------ MATERIAL SHOWN
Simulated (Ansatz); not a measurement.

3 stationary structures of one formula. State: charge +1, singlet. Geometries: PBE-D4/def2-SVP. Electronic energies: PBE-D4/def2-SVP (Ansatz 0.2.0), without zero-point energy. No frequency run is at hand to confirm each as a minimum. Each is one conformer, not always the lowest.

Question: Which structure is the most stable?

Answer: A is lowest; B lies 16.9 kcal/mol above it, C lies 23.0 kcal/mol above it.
------------

> _ASSIGNMENT_
Transcribe the entries exactly.

> _ANSWER SPACE_
Simulated (Ansatz); not a measurement.

3 stationary structures of one formula. State: charge +1, singlet. Geometries: PBE-D4/def2-SVP. Electronic energies: PBE-D4/def2-SVP (Ansatz 0.2.0), without zero-point energy. No frequency run is at hand to confirm each as a minimum. Each is one conformer, not always the lowest.

Question: Which structure is the most stable?

Answer: A is lowest; B lies 16.9 kcal/mol above it, C lies 23.0 kcal/mol above it.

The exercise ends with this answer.